Work request: In the data below, the answer is the run of lines from the line containing "Consider the hydrogenolysis" through the line containing "A: The calculation", both included; print it exactly and nothing else.

[Excerpted records Boundary: Start]
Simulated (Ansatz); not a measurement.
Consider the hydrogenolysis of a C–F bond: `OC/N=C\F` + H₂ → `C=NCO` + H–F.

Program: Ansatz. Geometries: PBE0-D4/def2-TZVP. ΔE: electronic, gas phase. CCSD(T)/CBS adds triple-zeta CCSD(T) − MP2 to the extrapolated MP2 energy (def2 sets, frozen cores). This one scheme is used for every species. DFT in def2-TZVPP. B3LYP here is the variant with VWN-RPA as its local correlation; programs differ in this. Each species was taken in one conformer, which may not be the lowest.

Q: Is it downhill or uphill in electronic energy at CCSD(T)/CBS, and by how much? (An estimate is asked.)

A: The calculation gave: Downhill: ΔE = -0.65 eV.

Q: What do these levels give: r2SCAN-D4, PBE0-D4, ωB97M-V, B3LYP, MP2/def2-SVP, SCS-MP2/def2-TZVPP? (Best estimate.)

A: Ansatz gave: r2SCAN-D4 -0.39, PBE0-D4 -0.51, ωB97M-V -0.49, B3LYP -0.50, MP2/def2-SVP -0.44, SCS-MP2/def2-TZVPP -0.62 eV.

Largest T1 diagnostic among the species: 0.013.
[Excerpted records Boundary: End]

Task response:
Consider the hydrogenolysis of a C–F bond: `OC/N=C\F` + H₂ → `C=NCO` + H–F.

Program: Ansatz. Geometries: PBE0-D4/def2-TZVP. ΔE: electronic, gas phase. CCSD(T)/CBS adds triple-zeta CCSD(T) − MP2 to the extrapolated MP2 energy (def2 sets, frozen cores). This one scheme is used for every species. DFT in def2-TZVPP. B3LYP here is the variant with VWN-RPA as its local correlation; programs differ in this. Each species was taken in one conformer, which may not be the lowest.

Q: Is it downhill or uphill in electronic energy at CCSD(T)/CBS, and by how much? (An estimate is asked.)

A: The calculation gave: Downhill: ΔE = -0.65 eV.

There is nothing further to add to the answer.